**Work instruction**
The reply to the records below should contain exactly the lines from the line with "Computed with GFN2-xTB" through the line with "### What did", and nothing besides.

**Data to examine**
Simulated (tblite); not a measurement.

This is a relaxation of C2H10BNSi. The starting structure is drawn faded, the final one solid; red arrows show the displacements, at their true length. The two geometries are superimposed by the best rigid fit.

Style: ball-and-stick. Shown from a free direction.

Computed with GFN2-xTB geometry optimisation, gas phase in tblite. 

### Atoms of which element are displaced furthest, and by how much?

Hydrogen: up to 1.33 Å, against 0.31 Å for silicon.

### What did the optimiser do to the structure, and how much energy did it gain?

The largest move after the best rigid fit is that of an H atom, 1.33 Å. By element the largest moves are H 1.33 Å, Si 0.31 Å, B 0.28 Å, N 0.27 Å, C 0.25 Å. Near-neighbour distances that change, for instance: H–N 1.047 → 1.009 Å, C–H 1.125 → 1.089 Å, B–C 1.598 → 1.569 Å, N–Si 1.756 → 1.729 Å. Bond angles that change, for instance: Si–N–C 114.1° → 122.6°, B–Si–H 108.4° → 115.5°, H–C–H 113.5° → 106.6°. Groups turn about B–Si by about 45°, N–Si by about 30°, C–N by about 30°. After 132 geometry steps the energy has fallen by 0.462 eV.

**Your solution**
Computed with GFN2-xTB geometry optimisation, gas phase in tblite. 

### Atoms of which element are displaced furthest, and by how much?

Hydrogen: up to 1.33 Å, against 0.31 Å for silicon.

### What did the optimiser do to the structure, and how much energy did it gain?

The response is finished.